=-=-=
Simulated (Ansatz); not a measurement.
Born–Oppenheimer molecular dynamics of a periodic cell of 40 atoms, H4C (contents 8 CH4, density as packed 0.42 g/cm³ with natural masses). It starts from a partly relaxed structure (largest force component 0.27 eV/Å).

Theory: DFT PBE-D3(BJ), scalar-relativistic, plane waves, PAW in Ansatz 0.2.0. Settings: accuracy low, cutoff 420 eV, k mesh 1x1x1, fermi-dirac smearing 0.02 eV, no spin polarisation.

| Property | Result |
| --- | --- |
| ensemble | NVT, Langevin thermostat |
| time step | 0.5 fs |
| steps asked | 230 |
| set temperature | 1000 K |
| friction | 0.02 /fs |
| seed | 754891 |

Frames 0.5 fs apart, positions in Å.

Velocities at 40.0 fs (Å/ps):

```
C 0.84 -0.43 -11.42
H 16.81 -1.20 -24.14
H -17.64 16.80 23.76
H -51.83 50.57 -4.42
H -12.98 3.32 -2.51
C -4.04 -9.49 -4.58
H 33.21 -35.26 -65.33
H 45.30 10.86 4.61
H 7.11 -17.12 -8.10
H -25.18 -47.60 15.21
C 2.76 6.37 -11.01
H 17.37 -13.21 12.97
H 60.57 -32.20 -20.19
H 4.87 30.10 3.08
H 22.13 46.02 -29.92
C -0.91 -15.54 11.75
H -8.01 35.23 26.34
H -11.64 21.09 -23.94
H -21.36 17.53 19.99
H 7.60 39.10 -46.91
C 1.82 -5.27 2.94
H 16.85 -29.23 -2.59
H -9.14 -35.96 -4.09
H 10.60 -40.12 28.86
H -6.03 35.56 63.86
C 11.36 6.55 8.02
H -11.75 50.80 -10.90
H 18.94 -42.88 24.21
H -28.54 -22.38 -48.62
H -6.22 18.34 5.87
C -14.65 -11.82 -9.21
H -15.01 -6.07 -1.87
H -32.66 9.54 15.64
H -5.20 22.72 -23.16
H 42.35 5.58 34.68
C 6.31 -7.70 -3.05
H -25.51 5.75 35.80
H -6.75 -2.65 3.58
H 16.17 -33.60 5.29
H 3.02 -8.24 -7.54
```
=-=-=

#### [Action item]
The lines to retype, exactly and only, run from the first line of the material through the line with "seed | 754891 |".

#### [Worked solution]
Simulated (Ansatz); not a measurement.
Born–Oppenheimer molecular dynamics of a periodic cell of 40 atoms, H4C (contents 8 CH4, density as packed 0.42 g/cm³ with natural masses). It starts from a partly relaxed structure (largest force component 0.27 eV/Å).

Theory: DFT PBE-D3(BJ), scalar-relativistic, plane waves, PAW in Ansatz 0.2.0. Settings: accuracy low, cutoff 420 eV, k mesh 1x1x1, fermi-dirac smearing 0.02 eV, no spin polarisation.

| Property | Result |
| --- | --- |
| ensemble | NVT, Langevin thermostat |
| time step | 0.5 fs |
| steps asked | 230 |
| set temperature | 1000 K |
| friction | 0.02 /fs |
| seed | 754891 |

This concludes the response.